□ □ □ □

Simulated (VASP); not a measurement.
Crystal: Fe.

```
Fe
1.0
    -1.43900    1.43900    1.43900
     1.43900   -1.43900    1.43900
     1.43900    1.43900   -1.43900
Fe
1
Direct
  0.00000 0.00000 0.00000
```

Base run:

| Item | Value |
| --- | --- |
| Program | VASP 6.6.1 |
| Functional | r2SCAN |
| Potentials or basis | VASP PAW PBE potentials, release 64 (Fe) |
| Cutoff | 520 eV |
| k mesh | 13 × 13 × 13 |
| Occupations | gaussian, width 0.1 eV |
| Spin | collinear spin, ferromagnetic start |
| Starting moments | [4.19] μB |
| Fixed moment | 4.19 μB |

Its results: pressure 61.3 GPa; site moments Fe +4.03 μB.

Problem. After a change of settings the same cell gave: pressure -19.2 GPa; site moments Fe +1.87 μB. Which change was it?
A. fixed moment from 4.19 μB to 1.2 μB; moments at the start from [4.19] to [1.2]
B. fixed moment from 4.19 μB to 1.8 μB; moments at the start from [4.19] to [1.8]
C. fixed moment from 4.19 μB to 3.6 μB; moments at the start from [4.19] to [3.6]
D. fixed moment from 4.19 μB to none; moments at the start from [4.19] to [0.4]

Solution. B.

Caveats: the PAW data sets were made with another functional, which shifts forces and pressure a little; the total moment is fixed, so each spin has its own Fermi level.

□ □ □ □

▸ Brief:
Write out exactly, please, the lines beginning at the start of the material and ending with the line that holds "Solution. B.", both included.

▸ Your response:
Simulated (VASP); not a measurement.
Crystal: Fe.

```
Fe
1.0
    -1.43900    1.43900    1.43900
     1.43900   -1.43900    1.43900
     1.43900    1.43900   -1.43900
Fe
1
Direct
  0.00000 0.00000 0.00000
```

Base run:

| Item | Value |
| --- | --- |
| Program | VASP 6.6.1 |
| Functional | r2SCAN |
| Potentials or basis | VASP PAW PBE potentials, release 64 (Fe) |
| Cutoff | 520 eV |
| k mesh | 13 × 13 × 13 |
| Occupations | gaussian, width 0.1 eV |
| Spin | collinear spin, ferromagnetic start |
| Starting moments | [4.19] μB |
| Fixed moment | 4.19 μB |

Its results: pressure 61.3 GPa; site moments Fe +4.03 μB.

Problem. After a change of settings the same cell gave: pressure -19.2 GPa; site moments Fe +1.87 μB. Which change was it?
A. fixed moment from 4.19 μB to 1.2 μB; moments at the start from [4.19] to [1.2]
B. fixed moment from 4.19 μB to 1.8 μB; moments at the start from [4.19] to [1.8]
C. fixed moment from 4.19 μB to 3.6 μB; moments at the start from [4.19] to [3.6]
D. fixed moment from 4.19 μB to none; moments at the start from [4.19] to [0.4]

Solution. B.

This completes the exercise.